◆ **ACTIVITY**: Copy out exactly the lines from the start of the data to the line containing "The dipole moment". Include both.

◆ **INFORMATION SUPPLIED**:
::::::::

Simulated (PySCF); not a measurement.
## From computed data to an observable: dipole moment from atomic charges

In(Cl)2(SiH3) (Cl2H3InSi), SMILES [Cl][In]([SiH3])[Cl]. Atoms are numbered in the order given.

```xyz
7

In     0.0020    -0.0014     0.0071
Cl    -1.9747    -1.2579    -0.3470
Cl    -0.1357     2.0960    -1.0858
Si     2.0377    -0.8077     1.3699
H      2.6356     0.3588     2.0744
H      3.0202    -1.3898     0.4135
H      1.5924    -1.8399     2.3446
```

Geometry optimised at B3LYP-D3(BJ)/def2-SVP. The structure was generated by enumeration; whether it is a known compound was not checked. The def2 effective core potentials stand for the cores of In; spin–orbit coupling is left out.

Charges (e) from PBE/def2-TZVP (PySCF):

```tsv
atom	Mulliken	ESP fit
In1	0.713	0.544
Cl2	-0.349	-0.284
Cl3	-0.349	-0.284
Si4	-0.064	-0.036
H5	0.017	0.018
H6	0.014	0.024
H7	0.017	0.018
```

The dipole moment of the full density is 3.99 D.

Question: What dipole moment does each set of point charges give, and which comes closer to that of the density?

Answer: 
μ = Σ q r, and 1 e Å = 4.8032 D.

::::::::

◆ **WRITTEN REPLY**:
Simulated (PySCF); not a measurement.
## From computed data to an observable: dipole moment from atomic charges

In(Cl)2(SiH3) (Cl2H3InSi), SMILES [Cl][In]([SiH3])[Cl]. Atoms are numbered in the order given.

```xyz
7

In     0.0020    -0.0014     0.0071
Cl    -1.9747    -1.2579    -0.3470
Cl    -0.1357     2.0960    -1.0858
Si     2.0377    -0.8077     1.3699
H      2.6356     0.3588     2.0744
H      3.0202    -1.3898     0.4135
H      1.5924    -1.8399     2.3446
```

Geometry optimised at B3LYP-D3(BJ)/def2-SVP. The structure was generated by enumeration; whether it is a known compound was not checked. The def2 effective core potentials stand for the cores of In; spin–orbit coupling is left out.

Charges (e) from PBE/def2-TZVP (PySCF):

```tsv
atom	Mulliken	ESP fit
In1	0.713	0.544
Cl2	-0.349	-0.284
Cl3	-0.349	-0.284
Si4	-0.064	-0.036
H5	0.017	0.018
H6	0.014	0.024
H7	0.017	0.018
```

The dipole moment of the full density is 3.99 D.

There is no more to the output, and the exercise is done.